WORK ORDER:
Start at the first line of the listing below. Write out each line exactly, stopping after the one that contains "of unlike spin.".

INFORMATION SHOWN:
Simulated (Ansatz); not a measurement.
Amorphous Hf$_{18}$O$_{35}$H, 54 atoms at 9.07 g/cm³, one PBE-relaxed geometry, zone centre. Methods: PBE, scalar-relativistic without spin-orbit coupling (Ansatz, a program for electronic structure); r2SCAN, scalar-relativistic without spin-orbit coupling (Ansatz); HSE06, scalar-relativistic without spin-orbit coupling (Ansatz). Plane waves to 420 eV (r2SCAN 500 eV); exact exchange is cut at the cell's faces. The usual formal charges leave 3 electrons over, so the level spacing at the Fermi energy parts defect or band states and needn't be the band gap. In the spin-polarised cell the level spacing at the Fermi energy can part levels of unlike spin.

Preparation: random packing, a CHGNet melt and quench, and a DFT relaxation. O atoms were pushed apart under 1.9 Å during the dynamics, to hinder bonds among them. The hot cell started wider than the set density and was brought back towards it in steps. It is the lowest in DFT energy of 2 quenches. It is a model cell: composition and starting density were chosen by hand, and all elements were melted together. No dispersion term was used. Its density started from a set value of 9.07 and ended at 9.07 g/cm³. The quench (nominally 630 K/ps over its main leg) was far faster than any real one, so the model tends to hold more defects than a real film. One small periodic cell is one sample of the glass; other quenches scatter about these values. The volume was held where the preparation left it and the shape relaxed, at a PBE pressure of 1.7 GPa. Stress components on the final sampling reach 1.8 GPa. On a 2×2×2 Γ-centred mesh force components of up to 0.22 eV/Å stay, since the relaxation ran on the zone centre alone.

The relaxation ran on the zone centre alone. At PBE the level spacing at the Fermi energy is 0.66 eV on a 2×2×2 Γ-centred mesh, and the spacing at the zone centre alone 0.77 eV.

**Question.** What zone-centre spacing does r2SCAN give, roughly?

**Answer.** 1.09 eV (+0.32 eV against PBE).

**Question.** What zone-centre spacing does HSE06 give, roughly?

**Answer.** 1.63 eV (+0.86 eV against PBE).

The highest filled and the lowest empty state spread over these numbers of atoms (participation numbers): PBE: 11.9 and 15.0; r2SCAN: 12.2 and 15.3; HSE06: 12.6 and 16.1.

RESPONSE BOX:
Simulated (Ansatz); not a measurement.
Amorphous Hf$_{18}$O$_{35}$H, 54 atoms at 9.07 g/cm³, one PBE-relaxed geometry, zone centre. Methods: PBE, scalar-relativistic without spin-orbit coupling (Ansatz, a program for electronic structure); r2SCAN, scalar-relativistic without spin-orbit coupling (Ansatz); HSE06, scalar-relativistic without spin-orbit coupling (Ansatz). Plane waves to 420 eV (r2SCAN 500 eV); exact exchange is cut at the cell's faces. The usual formal charges leave 3 electrons over, so the level spacing at the Fermi energy parts defect or band states and needn't be the band gap. In the spin-polarised cell the level spacing at the Fermi energy can part levels of unlike spin.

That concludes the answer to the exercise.